(Work item): Please restate each entry that follows word for word.

(Supplied material):
___

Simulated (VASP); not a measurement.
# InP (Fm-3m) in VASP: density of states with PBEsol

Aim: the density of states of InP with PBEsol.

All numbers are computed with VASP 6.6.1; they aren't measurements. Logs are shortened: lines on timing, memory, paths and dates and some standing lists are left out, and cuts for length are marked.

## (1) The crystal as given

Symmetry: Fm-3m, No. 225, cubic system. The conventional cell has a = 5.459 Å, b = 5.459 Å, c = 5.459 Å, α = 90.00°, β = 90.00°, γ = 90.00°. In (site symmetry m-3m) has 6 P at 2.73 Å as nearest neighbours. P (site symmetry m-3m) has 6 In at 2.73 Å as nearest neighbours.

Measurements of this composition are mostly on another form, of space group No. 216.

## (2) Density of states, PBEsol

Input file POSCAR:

___

(Exercise solution):
Simulated (VASP); not a measurement.
# InP (Fm-3m) in VASP: density of states with PBEsol

Aim: the density of states of InP with PBEsol.

All numbers are computed with VASP 6.6.1; they aren't measurements. Logs are shortened: lines on timing, memory, paths and dates and some standing lists are left out, and cuts for length are marked.

## (1) The crystal as given

Symmetry: Fm-3m, No. 225, cubic system. The conventional cell has a = 5.459 Å, b = 5.459 Å, c = 5.459 Å, α = 90.00°, β = 90.00°, γ = 90.00°. In (site symmetry m-3m) has 6 P at 2.73 Å as nearest neighbours. P (site symmetry m-3m) has 6 In at 2.73 Å as nearest neighbours.

Measurements of this composition are mostly on another form, of space group No. 216.

## (2) Density of states, PBEsol

Input file POSCAR:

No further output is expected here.